——————————
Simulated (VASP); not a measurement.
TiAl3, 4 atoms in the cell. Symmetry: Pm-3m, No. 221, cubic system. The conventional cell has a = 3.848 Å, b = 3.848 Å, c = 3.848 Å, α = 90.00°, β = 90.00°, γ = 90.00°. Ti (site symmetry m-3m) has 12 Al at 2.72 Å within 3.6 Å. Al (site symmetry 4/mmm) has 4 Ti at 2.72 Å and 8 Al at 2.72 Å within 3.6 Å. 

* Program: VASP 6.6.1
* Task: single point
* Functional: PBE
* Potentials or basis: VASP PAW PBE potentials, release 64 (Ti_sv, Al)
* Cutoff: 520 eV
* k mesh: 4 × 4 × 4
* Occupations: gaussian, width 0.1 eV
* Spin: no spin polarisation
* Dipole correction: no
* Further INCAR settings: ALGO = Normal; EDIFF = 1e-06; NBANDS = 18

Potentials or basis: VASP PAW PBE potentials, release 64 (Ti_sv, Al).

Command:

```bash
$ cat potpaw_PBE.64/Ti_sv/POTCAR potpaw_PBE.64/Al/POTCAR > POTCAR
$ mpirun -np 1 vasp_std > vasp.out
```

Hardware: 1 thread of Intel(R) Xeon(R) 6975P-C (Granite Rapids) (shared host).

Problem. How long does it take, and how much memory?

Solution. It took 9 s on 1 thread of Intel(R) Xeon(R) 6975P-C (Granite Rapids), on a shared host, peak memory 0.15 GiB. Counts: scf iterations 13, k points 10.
——————————

TASK ITEM: Retype, exactly and with nothing added, the lines of the material above from the first through the one that contains "Cutoff: 520 eV".

WRITTEN SOLUTION:
Simulated (VASP); not a measurement.
TiAl3, 4 atoms in the cell. Symmetry: Pm-3m, No. 221, cubic system. The conventional cell has a = 3.848 Å, b = 3.848 Å, c = 3.848 Å, α = 90.00°, β = 90.00°, γ = 90.00°. Ti (site symmetry m-3m) has 12 Al at 2.72 Å within 3.6 Å. Al (site symmetry 4/mmm) has 4 Ti at 2.72 Å and 8 Al at 2.72 Å within 3.6 Å. 

* Program: VASP 6.6.1
* Task: single point
* Functional: PBE
* Potentials or basis: VASP PAW PBE potentials, release 64 (Ti_sv, Al)
* Cutoff: 520 eV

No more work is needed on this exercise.